REQUIRED ACTION
Write out the data below exactly, beginning with the first line and ending once the line that has "What was changed" is written.

---*---
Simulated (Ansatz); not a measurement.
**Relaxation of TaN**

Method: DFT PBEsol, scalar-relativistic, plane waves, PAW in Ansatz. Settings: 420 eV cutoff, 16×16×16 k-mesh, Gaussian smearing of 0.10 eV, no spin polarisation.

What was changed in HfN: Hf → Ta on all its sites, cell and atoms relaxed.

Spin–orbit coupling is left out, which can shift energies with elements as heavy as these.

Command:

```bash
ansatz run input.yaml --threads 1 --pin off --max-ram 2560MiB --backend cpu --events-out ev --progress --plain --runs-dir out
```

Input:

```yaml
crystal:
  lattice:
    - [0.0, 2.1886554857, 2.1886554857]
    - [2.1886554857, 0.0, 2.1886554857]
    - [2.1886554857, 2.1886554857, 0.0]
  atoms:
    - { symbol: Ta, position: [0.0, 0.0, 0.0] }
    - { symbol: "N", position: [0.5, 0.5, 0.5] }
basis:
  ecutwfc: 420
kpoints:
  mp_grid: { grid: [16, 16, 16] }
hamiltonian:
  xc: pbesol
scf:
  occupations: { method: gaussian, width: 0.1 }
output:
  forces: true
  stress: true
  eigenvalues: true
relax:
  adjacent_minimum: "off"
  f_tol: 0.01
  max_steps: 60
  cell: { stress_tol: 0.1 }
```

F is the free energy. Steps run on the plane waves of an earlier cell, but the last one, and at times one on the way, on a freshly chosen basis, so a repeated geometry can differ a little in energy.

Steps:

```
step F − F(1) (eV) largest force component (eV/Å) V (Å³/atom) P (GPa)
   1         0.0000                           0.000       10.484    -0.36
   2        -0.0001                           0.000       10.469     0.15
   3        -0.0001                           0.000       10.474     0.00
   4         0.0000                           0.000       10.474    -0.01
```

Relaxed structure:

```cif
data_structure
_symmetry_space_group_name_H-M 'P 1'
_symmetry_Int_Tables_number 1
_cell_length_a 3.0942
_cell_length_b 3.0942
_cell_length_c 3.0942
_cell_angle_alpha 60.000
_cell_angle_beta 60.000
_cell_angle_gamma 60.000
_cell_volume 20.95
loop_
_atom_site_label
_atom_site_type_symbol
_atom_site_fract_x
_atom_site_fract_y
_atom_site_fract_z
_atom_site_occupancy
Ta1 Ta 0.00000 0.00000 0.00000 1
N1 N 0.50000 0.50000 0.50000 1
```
---*---

REPLY
Simulated (Ansatz); not a measurement.
**Relaxation of TaN**

Method: DFT PBEsol, scalar-relativistic, plane waves, PAW in Ansatz. Settings: 420 eV cutoff, 16×16×16 k-mesh, Gaussian smearing of 0.10 eV, no spin polarisation.

What was changed in HfN: Hf → Ta on all its sites, cell and atoms relaxed.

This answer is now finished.